[Action item] Copy word for word the lines from the start of the records through the line that contains "gap on the k mesh at the Fermi level (eV): none;", both included.

--
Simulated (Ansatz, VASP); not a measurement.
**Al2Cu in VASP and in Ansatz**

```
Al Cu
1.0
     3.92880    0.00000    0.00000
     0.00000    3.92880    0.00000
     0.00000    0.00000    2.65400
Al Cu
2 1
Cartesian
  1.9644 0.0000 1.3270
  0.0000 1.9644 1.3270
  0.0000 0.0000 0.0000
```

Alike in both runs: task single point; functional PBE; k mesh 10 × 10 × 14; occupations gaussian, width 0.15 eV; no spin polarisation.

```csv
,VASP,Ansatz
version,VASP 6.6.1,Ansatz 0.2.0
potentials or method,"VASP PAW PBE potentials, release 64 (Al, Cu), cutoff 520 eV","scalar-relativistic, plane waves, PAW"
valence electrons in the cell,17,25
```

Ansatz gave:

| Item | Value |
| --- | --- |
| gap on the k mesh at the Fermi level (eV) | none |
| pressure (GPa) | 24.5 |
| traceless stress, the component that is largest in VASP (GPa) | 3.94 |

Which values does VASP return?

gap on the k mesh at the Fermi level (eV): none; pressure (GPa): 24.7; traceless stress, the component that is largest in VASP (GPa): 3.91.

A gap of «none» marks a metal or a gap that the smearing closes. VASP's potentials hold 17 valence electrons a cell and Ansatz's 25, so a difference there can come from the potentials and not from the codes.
--

[Task response]
Simulated (Ansatz, VASP); not a measurement.
**Al2Cu in VASP and in Ansatz**

```
Al Cu
1.0
     3.92880    0.00000    0.00000
     0.00000    3.92880    0.00000
     0.00000    0.00000    2.65400
Al Cu
2 1
Cartesian
  1.9644 0.0000 1.3270
  0.0000 1.9644 1.3270
  0.0000 0.0000 0.0000
```

Alike in both runs: task single point; functional PBE; k mesh 10 × 10 × 14; occupations gaussian, width 0.15 eV; no spin polarisation.

```csv
,VASP,Ansatz
version,VASP 6.6.1,Ansatz 0.2.0
potentials or method,"VASP PAW PBE potentials, release 64 (Al, Cu), cutoff 520 eV","scalar-relativistic, plane waves, PAW"
valence electrons in the cell,17,25
```

Ansatz gave:

| Item | Value |
| --- | --- |
| gap on the k mesh at the Fermi level (eV) | none |
| pressure (GPa) | 24.5 |
| traceless stress, the component that is largest in VASP (GPa) | 3.94 |

Which values does VASP return?

gap on the k mesh at the Fermi level (eV): none; pressure (GPa): 24.7; traceless stress, the component that is largest in VASP (GPa): 3.91.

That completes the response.